Data provided:
* * * * * * * * *
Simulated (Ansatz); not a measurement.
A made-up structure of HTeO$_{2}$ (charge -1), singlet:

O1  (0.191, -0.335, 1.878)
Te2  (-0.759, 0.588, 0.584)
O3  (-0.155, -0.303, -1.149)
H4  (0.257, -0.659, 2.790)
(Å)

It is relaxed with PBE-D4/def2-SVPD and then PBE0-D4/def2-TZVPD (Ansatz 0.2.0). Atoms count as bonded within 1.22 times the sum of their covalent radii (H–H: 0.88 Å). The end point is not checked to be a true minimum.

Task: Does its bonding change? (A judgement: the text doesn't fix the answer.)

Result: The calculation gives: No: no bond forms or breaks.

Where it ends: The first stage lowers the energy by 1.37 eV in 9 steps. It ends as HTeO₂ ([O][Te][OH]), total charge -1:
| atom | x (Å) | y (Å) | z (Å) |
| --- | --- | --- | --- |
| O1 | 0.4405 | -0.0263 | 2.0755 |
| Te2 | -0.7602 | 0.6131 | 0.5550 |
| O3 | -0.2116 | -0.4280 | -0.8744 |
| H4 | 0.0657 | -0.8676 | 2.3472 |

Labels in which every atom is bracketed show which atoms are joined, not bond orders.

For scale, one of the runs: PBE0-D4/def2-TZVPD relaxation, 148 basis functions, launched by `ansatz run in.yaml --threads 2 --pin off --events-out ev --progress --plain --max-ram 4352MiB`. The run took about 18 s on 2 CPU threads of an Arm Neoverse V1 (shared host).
* * * * * * * * *

Assigned task: Reply with the lines from the first line of the entries through the line that contains "Labels in which", repeated exactly with both ends kept, and with nothing else.

Expected answer:
Simulated (Ansatz); not a measurement.
A made-up structure of HTeO$_{2}$ (charge -1), singlet:

O1  (0.191, -0.335, 1.878)
Te2  (-0.759, 0.588, 0.584)
O3  (-0.155, -0.303, -1.149)
H4  (0.257, -0.659, 2.790)
(Å)

It is relaxed with PBE-D4/def2-SVPD and then PBE0-D4/def2-TZVPD (Ansatz 0.2.0). Atoms count as bonded within 1.22 times the sum of their covalent radii (H–H: 0.88 Å). The end point is not checked to be a true minimum.

Task: Does its bonding change? (A judgement: the text doesn't fix the answer.)

Result: The calculation gives: No: no bond forms or breaks.

Where it ends: The first stage lowers the energy by 1.37 eV in 9 steps. It ends as HTeO₂ ([O][Te][OH]), total charge -1:
| atom | x (Å) | y (Å) | z (Å) |
| --- | --- | --- | --- |
| O1 | 0.4405 | -0.0263 | 2.0755 |
| Te2 | -0.7602 | 0.6131 | 0.5550 |
| O3 | -0.2116 | -0.4280 | -0.8744 |
| H4 | 0.0657 | -0.8676 | 2.3472 |

Labels in which every atom is bracketed show which atoms are joined, not bond orders.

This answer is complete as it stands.